--------------------------------
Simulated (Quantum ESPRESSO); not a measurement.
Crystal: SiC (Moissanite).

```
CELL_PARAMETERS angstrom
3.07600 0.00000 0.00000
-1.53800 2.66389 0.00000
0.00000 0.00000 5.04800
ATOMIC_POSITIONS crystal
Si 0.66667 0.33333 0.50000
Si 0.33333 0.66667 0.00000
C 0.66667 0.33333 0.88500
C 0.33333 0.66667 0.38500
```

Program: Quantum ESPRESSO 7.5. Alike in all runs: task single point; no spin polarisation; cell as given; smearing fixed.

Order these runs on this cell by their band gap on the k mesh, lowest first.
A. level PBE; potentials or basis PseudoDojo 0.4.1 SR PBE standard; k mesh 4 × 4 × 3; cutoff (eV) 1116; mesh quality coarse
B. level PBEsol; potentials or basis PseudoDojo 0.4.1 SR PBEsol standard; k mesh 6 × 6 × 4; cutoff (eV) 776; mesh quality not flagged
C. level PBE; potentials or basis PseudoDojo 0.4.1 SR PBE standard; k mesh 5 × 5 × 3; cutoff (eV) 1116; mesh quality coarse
--------------------------------

WORK ORDER: All that belongs in the answer is an exact copy of the lines from the start of the records above through the line with "B. level PBEsol;".

WRITTEN RESPONSE:
Simulated (Quantum ESPRESSO); not a measurement.
Crystal: SiC (Moissanite).

```
CELL_PARAMETERS angstrom
3.07600 0.00000 0.00000
-1.53800 2.66389 0.00000
0.00000 0.00000 5.04800
ATOMIC_POSITIONS crystal
Si 0.66667 0.33333 0.50000
Si 0.33333 0.66667 0.00000
C 0.66667 0.33333 0.88500
C 0.33333 0.66667 0.38500
```

Program: Quantum ESPRESSO 7.5. Alike in all runs: task single point; no spin polarisation; cell as given; smearing fixed.

Order these runs on this cell by their band gap on the k mesh, lowest first.
A. level PBE; potentials or basis PseudoDojo 0.4.1 SR PBE standard; k mesh 4 × 4 × 3; cutoff (eV) 1116; mesh quality coarse
B. level PBEsol; potentials or basis PseudoDojo 0.4.1 SR PBEsol standard; k mesh 6 × 6 × 4; cutoff (eV) 776; mesh quality not flagged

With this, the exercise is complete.